Information:
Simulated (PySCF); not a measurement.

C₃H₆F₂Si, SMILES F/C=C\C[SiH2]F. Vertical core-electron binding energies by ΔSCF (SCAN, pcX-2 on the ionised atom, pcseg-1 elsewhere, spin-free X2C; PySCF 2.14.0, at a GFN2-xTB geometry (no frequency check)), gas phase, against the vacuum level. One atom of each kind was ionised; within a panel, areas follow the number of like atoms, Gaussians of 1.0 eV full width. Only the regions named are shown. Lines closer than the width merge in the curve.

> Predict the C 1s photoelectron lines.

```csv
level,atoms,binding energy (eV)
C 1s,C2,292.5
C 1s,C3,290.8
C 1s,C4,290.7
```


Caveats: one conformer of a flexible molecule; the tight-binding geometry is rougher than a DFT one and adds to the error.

Assignment:
What is needed is an exact, complete copy of the entries above.

Solution:
Simulated (PySCF); not a measurement.

C₃H₆F₂Si, SMILES F/C=C\C[SiH2]F. Vertical core-electron binding energies by ΔSCF (SCAN, pcX-2 on the ionised atom, pcseg-1 elsewhere, spin-free X2C; PySCF 2.14.0, at a GFN2-xTB geometry (no frequency check)), gas phase, against the vacuum level. One atom of each kind was ionised; within a panel, areas follow the number of like atoms, Gaussians of 1.0 eV full width. Only the regions named are shown. Lines closer than the width merge in the curve.

> Predict the C 1s photoelectron lines.

```csv
level,atoms,binding energy (eV)
C 1s,C2,292.5
C 1s,C3,290.8
C 1s,C4,290.7
```


Caveats: one conformer of a flexible molecule; the tight-binding geometry is rougher than a DFT one and adds to the error.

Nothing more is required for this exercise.